### Source data
---------------
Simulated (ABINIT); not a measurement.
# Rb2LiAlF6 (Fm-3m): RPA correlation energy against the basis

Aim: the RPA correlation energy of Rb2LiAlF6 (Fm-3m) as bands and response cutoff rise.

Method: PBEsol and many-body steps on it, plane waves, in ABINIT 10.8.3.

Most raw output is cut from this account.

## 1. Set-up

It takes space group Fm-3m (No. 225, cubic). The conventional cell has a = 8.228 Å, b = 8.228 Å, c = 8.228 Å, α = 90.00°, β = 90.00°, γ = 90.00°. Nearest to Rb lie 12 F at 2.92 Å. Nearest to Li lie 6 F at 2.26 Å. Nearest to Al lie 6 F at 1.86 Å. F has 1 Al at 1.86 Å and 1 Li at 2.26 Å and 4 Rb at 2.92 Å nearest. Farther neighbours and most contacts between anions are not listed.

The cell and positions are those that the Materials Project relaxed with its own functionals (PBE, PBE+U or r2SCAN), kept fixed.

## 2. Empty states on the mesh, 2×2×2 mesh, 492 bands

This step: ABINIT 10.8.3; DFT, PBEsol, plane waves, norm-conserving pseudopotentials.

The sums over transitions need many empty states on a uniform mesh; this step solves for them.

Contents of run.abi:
---------------

### Brief
Including any blank lines, repeat the data exactly.

### Exercise output
Simulated (ABINIT); not a measurement.
# Rb2LiAlF6 (Fm-3m): RPA correlation energy against the basis

Aim: the RPA correlation energy of Rb2LiAlF6 (Fm-3m) as bands and response cutoff rise.

Method: PBEsol and many-body steps on it, plane waves, in ABINIT 10.8.3.

Most raw output is cut from this account.

## 1. Set-up

It takes space group Fm-3m (No. 225, cubic). The conventional cell has a = 8.228 Å, b = 8.228 Å, c = 8.228 Å, α = 90.00°, β = 90.00°, γ = 90.00°. Nearest to Rb lie 12 F at 2.92 Å. Nearest to Li lie 6 F at 2.26 Å. Nearest to Al lie 6 F at 1.86 Å. F has 1 Al at 1.86 Å and 1 Li at 2.26 Å and 4 Rb at 2.92 Å nearest. Farther neighbours and most contacts between anions are not listed.

The cell and positions are those that the Materials Project relaxed with its own functionals (PBE, PBE+U or r2SCAN), kept fixed.

## 2. Empty states on the mesh, 2×2×2 mesh, 492 bands

This step: ABINIT 10.8.3; DFT, PBEsol, plane waves, norm-conserving pseudopotentials.

The sums over transitions need many empty states on a uniform mesh; this step solves for them.

Contents of run.abi:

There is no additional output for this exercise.